Action item: The line containing "Describe what moved and what it gained." marks the end: restate word for word every line from the first line of the entries below through that one.

Provided records:
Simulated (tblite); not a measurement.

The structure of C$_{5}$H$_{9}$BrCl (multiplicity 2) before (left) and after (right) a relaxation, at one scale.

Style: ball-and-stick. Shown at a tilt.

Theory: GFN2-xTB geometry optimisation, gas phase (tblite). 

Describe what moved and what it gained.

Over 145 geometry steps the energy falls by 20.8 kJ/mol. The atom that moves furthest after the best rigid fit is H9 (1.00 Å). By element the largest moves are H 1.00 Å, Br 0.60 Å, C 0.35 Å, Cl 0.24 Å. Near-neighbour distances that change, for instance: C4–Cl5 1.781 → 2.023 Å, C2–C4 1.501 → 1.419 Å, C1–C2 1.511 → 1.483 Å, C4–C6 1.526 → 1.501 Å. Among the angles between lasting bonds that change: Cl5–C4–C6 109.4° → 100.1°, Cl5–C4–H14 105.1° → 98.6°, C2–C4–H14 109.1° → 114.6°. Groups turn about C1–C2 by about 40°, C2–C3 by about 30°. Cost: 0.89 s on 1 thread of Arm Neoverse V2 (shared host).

Result:
Simulated (tblite); not a measurement.

The structure of C$_{5}$H$_{9}$BrCl (multiplicity 2) before (left) and after (right) a relaxation, at one scale.

Style: ball-and-stick. Shown at a tilt.

Theory: GFN2-xTB geometry optimisation, gas phase (tblite). 

Describe what moved and what it gained.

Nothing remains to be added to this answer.